[RECORD SET — start]

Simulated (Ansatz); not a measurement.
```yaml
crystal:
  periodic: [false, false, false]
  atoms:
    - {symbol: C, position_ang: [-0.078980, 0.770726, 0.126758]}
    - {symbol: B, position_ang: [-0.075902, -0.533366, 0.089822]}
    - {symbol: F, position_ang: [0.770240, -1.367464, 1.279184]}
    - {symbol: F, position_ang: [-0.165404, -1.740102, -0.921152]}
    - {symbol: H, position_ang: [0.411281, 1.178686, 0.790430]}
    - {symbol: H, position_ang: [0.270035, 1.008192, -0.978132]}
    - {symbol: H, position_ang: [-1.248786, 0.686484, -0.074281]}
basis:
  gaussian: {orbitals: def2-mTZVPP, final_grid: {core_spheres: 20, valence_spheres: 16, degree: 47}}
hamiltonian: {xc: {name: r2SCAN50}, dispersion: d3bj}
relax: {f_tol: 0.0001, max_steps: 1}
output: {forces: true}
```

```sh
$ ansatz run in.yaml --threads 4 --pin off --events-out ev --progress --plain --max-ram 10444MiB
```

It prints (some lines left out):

[RECORD SET — finish]

# REQUIRED ACTION:
What this exercise asks for is an exact copy of all the records.

# RESPONSE AREA:
Simulated (Ansatz); not a measurement.
```yaml
crystal:
  periodic: [false, false, false]
  atoms:
    - {symbol: C, position_ang: [-0.078980, 0.770726, 0.126758]}
    - {symbol: B, position_ang: [-0.075902, -0.533366, 0.089822]}
    - {symbol: F, position_ang: [0.770240, -1.367464, 1.279184]}
    - {symbol: F, position_ang: [-0.165404, -1.740102, -0.921152]}
    - {symbol: H, position_ang: [0.411281, 1.178686, 0.790430]}
    - {symbol: H, position_ang: [0.270035, 1.008192, -0.978132]}
    - {symbol: H, position_ang: [-1.248786, 0.686484, -0.074281]}
basis:
  gaussian: {orbitals: def2-mTZVPP, final_grid: {core_spheres: 20, valence_spheres: 16, degree: 47}}
hamiltonian: {xc: {name: r2SCAN50}, dispersion: d3bj}
relax: {f_tol: 0.0001, max_steps: 1}
output: {forces: true}
```

```sh
$ ansatz run in.yaml --threads 4 --pin off --events-out ev --progress --plain --max-ram 10444MiB
```

It prints (some lines left out):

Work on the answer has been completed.